● **Requirement**
Return verbatim every line from the first line of the data below to the line that contains "Results calculated with", inclusive, and no further.

● **Source information**
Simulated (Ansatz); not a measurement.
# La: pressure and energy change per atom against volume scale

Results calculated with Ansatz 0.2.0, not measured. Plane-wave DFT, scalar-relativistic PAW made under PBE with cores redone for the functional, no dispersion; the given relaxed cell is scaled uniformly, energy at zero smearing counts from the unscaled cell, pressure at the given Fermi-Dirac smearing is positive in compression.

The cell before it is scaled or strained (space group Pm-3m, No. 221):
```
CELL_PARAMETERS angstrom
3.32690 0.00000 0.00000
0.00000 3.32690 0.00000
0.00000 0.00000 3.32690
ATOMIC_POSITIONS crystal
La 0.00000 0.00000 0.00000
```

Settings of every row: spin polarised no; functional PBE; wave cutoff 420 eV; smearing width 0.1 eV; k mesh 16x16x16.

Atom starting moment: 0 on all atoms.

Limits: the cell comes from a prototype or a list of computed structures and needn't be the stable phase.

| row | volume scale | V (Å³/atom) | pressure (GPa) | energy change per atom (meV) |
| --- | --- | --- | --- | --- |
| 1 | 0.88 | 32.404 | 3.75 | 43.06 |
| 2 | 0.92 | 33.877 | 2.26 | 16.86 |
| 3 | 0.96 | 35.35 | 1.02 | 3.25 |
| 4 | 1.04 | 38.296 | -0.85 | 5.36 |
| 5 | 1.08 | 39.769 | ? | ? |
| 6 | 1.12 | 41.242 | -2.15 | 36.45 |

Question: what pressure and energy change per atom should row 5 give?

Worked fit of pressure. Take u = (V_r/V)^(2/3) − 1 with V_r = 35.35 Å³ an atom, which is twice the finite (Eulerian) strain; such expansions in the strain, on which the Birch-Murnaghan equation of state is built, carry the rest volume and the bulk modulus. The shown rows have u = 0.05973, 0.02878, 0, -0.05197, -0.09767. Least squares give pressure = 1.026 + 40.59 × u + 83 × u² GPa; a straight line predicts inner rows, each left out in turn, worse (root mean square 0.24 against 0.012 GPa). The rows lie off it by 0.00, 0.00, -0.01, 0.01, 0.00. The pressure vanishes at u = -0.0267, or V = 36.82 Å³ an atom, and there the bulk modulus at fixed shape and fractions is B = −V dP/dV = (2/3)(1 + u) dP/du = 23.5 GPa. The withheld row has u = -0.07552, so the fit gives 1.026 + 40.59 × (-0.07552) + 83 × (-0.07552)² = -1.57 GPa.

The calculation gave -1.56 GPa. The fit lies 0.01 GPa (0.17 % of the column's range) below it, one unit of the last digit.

● **Answer space**
Simulated (Ansatz); not a measurement.
# La: pressure and energy change per atom against volume scale

Results calculated with Ansatz 0.2.0, not measured. Plane-wave DFT, scalar-relativistic PAW made under PBE with cores redone for the functional, no dispersion; the given relaxed cell is scaled uniformly, energy at zero smearing counts from the unscaled cell, pressure at the given Fermi-Dirac smearing is positive in compression.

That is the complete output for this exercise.